Reproduce the whole listing below exactly.

==== EXTRACTED INFORMATION

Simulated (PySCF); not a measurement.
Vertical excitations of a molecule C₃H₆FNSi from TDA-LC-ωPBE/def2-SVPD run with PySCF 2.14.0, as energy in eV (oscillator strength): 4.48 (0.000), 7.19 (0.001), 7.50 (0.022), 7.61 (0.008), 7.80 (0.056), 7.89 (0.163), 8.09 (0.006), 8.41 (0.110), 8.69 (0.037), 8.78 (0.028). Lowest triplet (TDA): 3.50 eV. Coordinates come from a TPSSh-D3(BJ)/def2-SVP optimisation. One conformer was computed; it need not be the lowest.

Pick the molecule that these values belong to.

========

> WRITTEN SOLUTION:
Simulated (PySCF); not a measurement.
Vertical excitations of a molecule C₃H₆FNSi from TDA-LC-ωPBE/def2-SVPD run with PySCF 2.14.0, as energy in eV (oscillator strength): 4.48 (0.000), 7.19 (0.001), 7.50 (0.022), 7.61 (0.008), 7.80 (0.056), 7.89 (0.163), 8.09 (0.006), 8.41 (0.110), 8.69 (0.037), 8.78 (0.028). Lowest triplet (TDA): 3.50 eV. Coordinates come from a TPSSh-D3(BJ)/def2-SVP optimisation. One conformer was computed; it need not be the lowest.

Pick the molecule that these values belong to.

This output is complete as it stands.